■ Work order ■
Please print all of the entries, matching them exactly.

■ Dataset excerpts ■
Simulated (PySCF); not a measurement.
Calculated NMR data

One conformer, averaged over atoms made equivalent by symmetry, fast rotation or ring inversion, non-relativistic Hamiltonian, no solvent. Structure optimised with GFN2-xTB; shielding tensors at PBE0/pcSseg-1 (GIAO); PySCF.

■ Answer section ■
Simulated (PySCF); not a measurement.
Calculated NMR data

One conformer, averaged over atoms made equivalent by symmetry, fast rotation or ring inversion, non-relativistic Hamiltonian, no solvent. Structure optimised with GFN2-xTB; shielding tensors at PBE0/pcSseg-1 (GIAO); PySCF.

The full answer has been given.